Each record below needs to be written out exactly as it appears.

DATA EXTRACTS Start Marker
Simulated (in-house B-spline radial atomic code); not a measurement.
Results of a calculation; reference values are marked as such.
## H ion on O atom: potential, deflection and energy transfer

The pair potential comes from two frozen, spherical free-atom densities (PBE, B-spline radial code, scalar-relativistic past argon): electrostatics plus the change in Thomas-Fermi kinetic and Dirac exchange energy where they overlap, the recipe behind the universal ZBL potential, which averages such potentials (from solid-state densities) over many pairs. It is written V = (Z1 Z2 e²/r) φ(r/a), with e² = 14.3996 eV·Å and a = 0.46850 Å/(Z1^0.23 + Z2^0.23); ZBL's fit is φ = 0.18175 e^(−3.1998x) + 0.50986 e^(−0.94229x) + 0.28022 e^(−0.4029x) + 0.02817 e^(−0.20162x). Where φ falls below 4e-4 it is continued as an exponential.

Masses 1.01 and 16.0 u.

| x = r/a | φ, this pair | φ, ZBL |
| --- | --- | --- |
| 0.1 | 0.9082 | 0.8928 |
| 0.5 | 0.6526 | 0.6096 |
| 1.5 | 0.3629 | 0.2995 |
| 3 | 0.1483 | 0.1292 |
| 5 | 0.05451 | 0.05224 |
DATA EXTRACTS End Marker

• _TASK RESULT_:
Simulated (in-house B-spline radial atomic code); not a measurement.
Results of a calculation; reference values are marked as such.
## H ion on O atom: potential, deflection and energy transfer

The pair potential comes from two frozen, spherical free-atom densities (PBE, B-spline radial code, scalar-relativistic past argon): electrostatics plus the change in Thomas-Fermi kinetic and Dirac exchange energy where they overlap, the recipe behind the universal ZBL potential, which averages such potentials (from solid-state densities) over many pairs. It is written V = (Z1 Z2 e²/r) φ(r/a), with e² = 14.3996 eV·Å and a = 0.46850 Å/(Z1^0.23 + Z2^0.23); ZBL's fit is φ = 0.18175 e^(−3.1998x) + 0.50986 e^(−0.94229x) + 0.28022 e^(−0.4029x) + 0.02817 e^(−0.20162x). Where φ falls below 4e-4 it is continued as an exponential.

Masses 1.01 and 16.0 u.

| x = r/a | φ, this pair | φ, ZBL |
| --- | --- | --- |
| 0.1 | 0.9082 | 0.8928 |
| 0.5 | 0.6526 | 0.6096 |
| 1.5 | 0.3629 | 0.2995 |
| 3 | 0.1483 | 0.1292 |
| 5 | 0.05451 | 0.05224 |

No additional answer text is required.